PROVIDED DATA ::
_ _ _

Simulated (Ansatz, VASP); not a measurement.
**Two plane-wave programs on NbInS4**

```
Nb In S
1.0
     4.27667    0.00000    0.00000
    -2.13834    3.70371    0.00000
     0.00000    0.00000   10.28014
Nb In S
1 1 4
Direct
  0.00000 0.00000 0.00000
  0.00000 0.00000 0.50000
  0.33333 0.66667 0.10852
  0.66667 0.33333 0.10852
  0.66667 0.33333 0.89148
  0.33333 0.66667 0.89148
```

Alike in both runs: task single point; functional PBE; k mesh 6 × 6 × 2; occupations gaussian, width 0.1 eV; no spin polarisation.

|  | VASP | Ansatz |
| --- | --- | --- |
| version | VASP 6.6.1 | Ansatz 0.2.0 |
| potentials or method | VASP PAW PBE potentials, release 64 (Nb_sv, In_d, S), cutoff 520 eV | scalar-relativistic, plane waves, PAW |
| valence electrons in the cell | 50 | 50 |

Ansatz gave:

_ _ _

ASSIGNMENT :: Nothing should be omitted or altered. Retype the records exactly.

TASK RESULT ::
Simulated (Ansatz, VASP); not a measurement.
**Two plane-wave programs on NbInS4**

```
Nb In S
1.0
     4.27667    0.00000    0.00000
    -2.13834    3.70371    0.00000
     0.00000    0.00000   10.28014
Nb In S
1 1 4
Direct
  0.00000 0.00000 0.00000
  0.00000 0.00000 0.50000
  0.33333 0.66667 0.10852
  0.66667 0.33333 0.10852
  0.66667 0.33333 0.89148
  0.33333 0.66667 0.89148
```

Alike in both runs: task single point; functional PBE; k mesh 6 × 6 × 2; occupations gaussian, width 0.1 eV; no spin polarisation.

|  | VASP | Ansatz |
| --- | --- | --- |
| version | VASP 6.6.1 | Ansatz 0.2.0 |
| potentials or method | VASP PAW PBE potentials, release 64 (Nb_sv, In_d, S), cutoff 520 eV | scalar-relativistic, plane waves, PAW |
| valence electrons in the cell | 50 | 50 |

Ansatz gave:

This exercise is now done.